◆ **Brief**: Every record must reappear in the answer exactly as given.

◆ **Data provided**:
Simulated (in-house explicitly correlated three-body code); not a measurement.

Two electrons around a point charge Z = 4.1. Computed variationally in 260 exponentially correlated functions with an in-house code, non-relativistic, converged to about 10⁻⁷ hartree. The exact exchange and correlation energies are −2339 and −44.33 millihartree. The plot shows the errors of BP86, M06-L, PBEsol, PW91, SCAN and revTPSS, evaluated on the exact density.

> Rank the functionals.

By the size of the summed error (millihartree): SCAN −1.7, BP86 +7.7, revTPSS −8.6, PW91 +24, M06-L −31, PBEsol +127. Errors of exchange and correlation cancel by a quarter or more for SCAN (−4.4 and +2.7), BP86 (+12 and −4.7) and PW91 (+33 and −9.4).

◆ **Answer box**:
Simulated (in-house explicitly correlated three-body code); not a measurement.

Two electrons around a point charge Z = 4.1. Computed variationally in 260 exponentially correlated functions with an in-house code, non-relativistic, converged to about 10⁻⁷ hartree. The exact exchange and correlation energies are −2339 and −44.33 millihartree. The plot shows the errors of BP86, M06-L, PBEsol, PW91, SCAN and revTPSS, evaluated on the exact density.

> Rank the functionals.

By the size of the summed error (millihartree): SCAN −1.7, BP86 +7.7, revTPSS −8.6, PW91 +24, M06-L −31, PBEsol +127. Errors of exchange and correlation cancel by a quarter or more for SCAN (−4.4 and +2.7), BP86 (+12 and −4.7) and PW91 (+33 and −9.4).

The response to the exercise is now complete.